_Dataset entries:_
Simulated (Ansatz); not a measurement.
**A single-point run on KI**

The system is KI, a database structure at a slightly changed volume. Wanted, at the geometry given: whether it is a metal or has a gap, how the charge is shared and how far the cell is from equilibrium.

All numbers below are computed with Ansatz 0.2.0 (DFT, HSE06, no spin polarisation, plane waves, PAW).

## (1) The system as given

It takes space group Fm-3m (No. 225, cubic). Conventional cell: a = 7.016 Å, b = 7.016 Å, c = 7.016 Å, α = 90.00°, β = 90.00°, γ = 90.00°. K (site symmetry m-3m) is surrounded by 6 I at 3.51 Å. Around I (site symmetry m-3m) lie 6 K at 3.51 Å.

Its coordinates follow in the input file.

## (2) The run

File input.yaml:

_Work instruction:_ When you reach the end of the data above, set it all down again unchanged.

_Response:_
Simulated (Ansatz); not a measurement.
**A single-point run on KI**

The system is KI, a database structure at a slightly changed volume. Wanted, at the geometry given: whether it is a metal or has a gap, how the charge is shared and how far the cell is from equilibrium.

All numbers below are computed with Ansatz 0.2.0 (DFT, HSE06, no spin polarisation, plane waves, PAW).

## (1) The system as given

It takes space group Fm-3m (No. 225, cubic). Conventional cell: a = 7.016 Å, b = 7.016 Å, c = 7.016 Å, α = 90.00°, β = 90.00°, γ = 90.00°. K (site symmetry m-3m) is surrounded by 6 I at 3.51 Å. Around I (site symmetry m-3m) lie 6 K at 3.51 Å.

Its coordinates follow in the input file.

## (2) The run

File input.yaml:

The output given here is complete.